Record extracts -
------------------------

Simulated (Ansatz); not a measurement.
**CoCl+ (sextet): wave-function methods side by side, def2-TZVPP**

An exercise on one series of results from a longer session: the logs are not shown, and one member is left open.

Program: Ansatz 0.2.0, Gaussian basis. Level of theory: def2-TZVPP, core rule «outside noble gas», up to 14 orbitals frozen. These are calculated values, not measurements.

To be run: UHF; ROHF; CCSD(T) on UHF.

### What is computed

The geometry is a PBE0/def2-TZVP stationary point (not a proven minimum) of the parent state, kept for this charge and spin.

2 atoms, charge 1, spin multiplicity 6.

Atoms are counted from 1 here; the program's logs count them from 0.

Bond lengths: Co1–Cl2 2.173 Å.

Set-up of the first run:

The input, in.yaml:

------------------------

Work request -
Repeat all of the records verbatim, leaving nothing out.

Response -
Simulated (Ansatz); not a measurement.
**CoCl+ (sextet): wave-function methods side by side, def2-TZVPP**

An exercise on one series of results from a longer session: the logs are not shown, and one member is left open.

Program: Ansatz 0.2.0, Gaussian basis. Level of theory: def2-TZVPP, core rule «outside noble gas», up to 14 orbitals frozen. These are calculated values, not measurements.

To be run: UHF; ROHF; CCSD(T) on UHF.

### What is computed

The geometry is a PBE0/def2-TZVP stationary point (not a proven minimum) of the parent state, kept for this charge and spin.

2 atoms, charge 1, spin multiplicity 6.

Atoms are counted from 1 here; the program's logs count them from 0.

Bond lengths: Co1–Cl2 2.173 Å.

Set-up of the first run:

The input, in.yaml:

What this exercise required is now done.